**Activity**
Line by line, retype the material below exactly, from its first line up to and including the one holding "4.770 | 552.8 |".

**Stored data**
- Opening Delimiter -

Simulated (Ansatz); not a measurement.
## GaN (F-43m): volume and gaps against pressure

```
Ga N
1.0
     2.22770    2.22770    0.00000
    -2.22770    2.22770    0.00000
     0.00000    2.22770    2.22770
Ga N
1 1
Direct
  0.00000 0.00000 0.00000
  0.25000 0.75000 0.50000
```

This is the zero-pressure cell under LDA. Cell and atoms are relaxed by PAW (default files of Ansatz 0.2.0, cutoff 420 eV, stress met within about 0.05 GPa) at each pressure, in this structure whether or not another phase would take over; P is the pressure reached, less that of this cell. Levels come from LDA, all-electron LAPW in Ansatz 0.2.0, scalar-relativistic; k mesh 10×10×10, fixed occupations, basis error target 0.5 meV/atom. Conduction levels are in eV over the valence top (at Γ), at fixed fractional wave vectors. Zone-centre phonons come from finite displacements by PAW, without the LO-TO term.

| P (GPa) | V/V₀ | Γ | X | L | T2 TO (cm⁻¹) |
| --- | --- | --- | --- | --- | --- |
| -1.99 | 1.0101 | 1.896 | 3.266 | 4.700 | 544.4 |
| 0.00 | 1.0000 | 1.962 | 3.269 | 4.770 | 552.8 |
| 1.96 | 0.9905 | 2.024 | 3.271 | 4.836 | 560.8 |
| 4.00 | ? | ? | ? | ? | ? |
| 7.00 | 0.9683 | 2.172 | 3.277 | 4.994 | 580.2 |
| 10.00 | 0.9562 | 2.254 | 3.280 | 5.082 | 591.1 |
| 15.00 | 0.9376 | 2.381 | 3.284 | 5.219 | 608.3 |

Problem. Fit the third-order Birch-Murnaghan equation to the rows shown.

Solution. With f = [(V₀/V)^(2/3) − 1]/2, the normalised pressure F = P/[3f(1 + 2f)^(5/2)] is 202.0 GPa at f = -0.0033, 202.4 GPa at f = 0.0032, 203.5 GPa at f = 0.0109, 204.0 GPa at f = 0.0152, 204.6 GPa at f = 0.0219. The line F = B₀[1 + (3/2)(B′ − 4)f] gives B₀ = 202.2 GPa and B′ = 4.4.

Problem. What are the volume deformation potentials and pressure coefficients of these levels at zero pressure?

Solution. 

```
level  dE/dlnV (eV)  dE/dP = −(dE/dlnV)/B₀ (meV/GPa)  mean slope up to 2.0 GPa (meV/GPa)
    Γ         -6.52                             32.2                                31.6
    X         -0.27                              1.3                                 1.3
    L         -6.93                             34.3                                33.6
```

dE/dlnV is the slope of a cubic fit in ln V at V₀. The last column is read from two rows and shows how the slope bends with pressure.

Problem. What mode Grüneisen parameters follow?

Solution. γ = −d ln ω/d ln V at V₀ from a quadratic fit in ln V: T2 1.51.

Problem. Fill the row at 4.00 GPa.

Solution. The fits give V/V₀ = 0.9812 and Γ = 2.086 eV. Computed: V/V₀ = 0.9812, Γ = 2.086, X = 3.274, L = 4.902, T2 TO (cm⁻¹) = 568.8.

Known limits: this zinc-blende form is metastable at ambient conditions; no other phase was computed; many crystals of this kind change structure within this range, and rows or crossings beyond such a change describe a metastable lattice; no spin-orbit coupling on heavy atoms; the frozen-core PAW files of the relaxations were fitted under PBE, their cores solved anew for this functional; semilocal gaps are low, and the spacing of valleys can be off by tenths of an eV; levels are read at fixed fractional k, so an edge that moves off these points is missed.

- Closing Delimiter -

**Expected answer**
Simulated (Ansatz); not a measurement.
## GaN (F-43m): volume and gaps against pressure

```
Ga N
1.0
     2.22770    2.22770    0.00000
    -2.22770    2.22770    0.00000
     0.00000    2.22770    2.22770
Ga N
1 1
Direct
  0.00000 0.00000 0.00000
  0.25000 0.75000 0.50000
```

This is the zero-pressure cell under LDA. Cell and atoms are relaxed by PAW (default files of Ansatz 0.2.0, cutoff 420 eV, stress met within about 0.05 GPa) at each pressure, in this structure whether or not another phase would take over; P is the pressure reached, less that of this cell. Levels come from LDA, all-electron LAPW in Ansatz 0.2.0, scalar-relativistic; k mesh 10×10×10, fixed occupations, basis error target 0.5 meV/atom. Conduction levels are in eV over the valence top (at Γ), at fixed fractional wave vectors. Zone-centre phonons come from finite displacements by PAW, without the LO-TO term.

| P (GPa) | V/V₀ | Γ | X | L | T2 TO (cm⁻¹) |
| --- | --- | --- | --- | --- | --- |
| -1.99 | 1.0101 | 1.896 | 3.266 | 4.700 | 544.4 |
| 0.00 | 1.0000 | 1.962 | 3.269 | 4.770 | 552.8 |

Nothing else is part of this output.